....................

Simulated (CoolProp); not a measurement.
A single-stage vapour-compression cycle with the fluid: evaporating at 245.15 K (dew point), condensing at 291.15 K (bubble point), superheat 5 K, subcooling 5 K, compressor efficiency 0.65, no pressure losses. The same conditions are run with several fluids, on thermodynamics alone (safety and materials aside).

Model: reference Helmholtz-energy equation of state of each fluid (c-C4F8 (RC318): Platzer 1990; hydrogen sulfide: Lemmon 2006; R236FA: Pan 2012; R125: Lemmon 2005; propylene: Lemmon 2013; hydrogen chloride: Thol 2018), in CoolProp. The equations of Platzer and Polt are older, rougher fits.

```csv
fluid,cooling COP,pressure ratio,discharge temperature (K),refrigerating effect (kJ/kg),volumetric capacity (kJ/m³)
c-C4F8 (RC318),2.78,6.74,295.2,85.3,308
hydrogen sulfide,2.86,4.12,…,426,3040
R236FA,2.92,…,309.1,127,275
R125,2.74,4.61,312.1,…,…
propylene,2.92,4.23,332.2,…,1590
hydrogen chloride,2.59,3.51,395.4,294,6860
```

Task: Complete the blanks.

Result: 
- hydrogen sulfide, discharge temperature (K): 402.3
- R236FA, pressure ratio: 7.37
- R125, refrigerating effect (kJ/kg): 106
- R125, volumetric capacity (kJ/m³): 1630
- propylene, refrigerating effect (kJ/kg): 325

....................

:: Required action ::
From the first line of the material above down to the line with "A single-stage vapour-compression", output each line exactly; include both of those lines and add no others.

:: Written solution ::
Simulated (CoolProp); not a measurement.
A single-stage vapour-compression cycle with the fluid: evaporating at 245.15 K (dew point), condensing at 291.15 K (bubble point), superheat 5 K, subcooling 5 K, compressor efficiency 0.65, no pressure losses. The same conditions are run with several fluids, on thermodynamics alone (safety and materials aside).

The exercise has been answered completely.